_Requirement:_
All lines before the one containing "These are results", plus that line itself, are to be printed exactly as they appear below.

_Given records:_
· · · ·

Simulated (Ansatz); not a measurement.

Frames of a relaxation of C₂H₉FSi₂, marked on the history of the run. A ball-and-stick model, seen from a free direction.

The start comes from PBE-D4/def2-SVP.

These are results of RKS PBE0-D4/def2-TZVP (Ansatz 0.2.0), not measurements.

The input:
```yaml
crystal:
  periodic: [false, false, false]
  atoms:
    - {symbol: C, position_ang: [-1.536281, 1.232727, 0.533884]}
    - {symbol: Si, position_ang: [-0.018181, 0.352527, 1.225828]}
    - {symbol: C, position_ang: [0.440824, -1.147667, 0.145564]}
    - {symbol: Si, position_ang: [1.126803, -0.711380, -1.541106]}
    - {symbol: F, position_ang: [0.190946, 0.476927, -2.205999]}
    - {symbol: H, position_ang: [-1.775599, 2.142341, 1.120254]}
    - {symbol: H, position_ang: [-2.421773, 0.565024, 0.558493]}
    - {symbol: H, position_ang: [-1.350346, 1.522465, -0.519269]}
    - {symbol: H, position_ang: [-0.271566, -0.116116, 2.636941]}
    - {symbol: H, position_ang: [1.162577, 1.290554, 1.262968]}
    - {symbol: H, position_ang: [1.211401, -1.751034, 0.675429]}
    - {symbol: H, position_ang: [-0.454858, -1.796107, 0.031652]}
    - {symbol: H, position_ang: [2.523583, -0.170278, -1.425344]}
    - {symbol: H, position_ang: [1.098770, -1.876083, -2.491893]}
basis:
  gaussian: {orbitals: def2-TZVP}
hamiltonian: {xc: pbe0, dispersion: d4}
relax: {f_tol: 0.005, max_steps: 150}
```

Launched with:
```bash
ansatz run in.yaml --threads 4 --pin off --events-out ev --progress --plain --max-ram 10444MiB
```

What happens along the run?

· · · ·

_Answer section:_
Simulated (Ansatz); not a measurement.

Frames of a relaxation of C₂H₉FSi₂, marked on the history of the run. A ball-and-stick model, seen from a free direction.

The start comes from PBE-D4/def2-SVP.

These are results of RKS PBE0-D4/def2-TZVP (Ansatz 0.2.0), not measurements.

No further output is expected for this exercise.